Work task:
Each entry should be written out once more, exactly as given below.

Record extracts:
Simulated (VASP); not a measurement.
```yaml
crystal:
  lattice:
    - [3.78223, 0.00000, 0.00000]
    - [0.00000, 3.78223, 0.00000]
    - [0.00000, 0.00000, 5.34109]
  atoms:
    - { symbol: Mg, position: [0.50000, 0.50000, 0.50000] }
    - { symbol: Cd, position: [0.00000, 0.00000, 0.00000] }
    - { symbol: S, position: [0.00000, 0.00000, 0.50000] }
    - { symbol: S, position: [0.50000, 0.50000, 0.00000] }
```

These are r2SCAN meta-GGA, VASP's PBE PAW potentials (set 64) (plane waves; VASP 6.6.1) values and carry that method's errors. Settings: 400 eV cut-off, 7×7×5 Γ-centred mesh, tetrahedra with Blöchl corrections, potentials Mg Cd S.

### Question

Solution:
Simulated (VASP); not a measurement.
```yaml
crystal:
  lattice:
    - [3.78223, 0.00000, 0.00000]
    - [0.00000, 3.78223, 0.00000]
    - [0.00000, 0.00000, 5.34109]
  atoms:
    - { symbol: Mg, position: [0.50000, 0.50000, 0.50000] }
    - { symbol: Cd, position: [0.00000, 0.00000, 0.00000] }
    - { symbol: S, position: [0.00000, 0.00000, 0.50000] }
    - { symbol: S, position: [0.50000, 0.50000, 0.00000] }
```

These are r2SCAN meta-GGA, VASP's PBE PAW potentials (set 64) (plane waves; VASP 6.6.1) values and carry that method's errors. Settings: 400 eV cut-off, 7×7×5 Γ-centred mesh, tetrahedra with Blöchl corrections, potentials Mg Cd S.

### Question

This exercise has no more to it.